▶ _Dataset_:
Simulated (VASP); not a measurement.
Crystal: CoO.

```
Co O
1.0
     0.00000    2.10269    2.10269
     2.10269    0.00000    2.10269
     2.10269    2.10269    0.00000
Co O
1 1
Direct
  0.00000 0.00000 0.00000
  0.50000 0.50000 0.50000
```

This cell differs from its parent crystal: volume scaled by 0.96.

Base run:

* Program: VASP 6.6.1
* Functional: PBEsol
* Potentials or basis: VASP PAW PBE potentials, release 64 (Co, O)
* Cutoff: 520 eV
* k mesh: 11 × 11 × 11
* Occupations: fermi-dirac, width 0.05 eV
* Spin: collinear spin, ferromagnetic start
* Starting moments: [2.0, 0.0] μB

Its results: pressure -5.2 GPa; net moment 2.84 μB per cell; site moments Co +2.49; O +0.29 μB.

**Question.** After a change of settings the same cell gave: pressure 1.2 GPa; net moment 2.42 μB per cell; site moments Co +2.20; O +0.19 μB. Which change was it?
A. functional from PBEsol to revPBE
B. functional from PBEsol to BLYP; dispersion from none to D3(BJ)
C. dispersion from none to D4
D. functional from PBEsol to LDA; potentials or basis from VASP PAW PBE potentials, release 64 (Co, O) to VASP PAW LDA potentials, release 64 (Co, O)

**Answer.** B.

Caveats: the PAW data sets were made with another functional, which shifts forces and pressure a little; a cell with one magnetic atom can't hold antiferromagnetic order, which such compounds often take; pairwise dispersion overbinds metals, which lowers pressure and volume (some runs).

▶ _Work task_: Print the listing above from its first line through the line with "spin, ferromagnetic start", and stop there.

▶ _Exercise response_:
Simulated (VASP); not a measurement.
Crystal: CoO.

```
Co O
1.0
     0.00000    2.10269    2.10269
     2.10269    0.00000    2.10269
     2.10269    2.10269    0.00000
Co O
1 1
Direct
  0.00000 0.00000 0.00000
  0.50000 0.50000 0.50000
```

This cell differs from its parent crystal: volume scaled by 0.96.

Base run:

* Program: VASP 6.6.1
* Functional: PBEsol
* Potentials or basis: VASP PAW PBE potentials, release 64 (Co, O)
* Cutoff: 520 eV
* k mesh: 11 × 11 × 11
* Occupations: fermi-dirac, width 0.05 eV
* Spin: collinear spin, ferromagnetic start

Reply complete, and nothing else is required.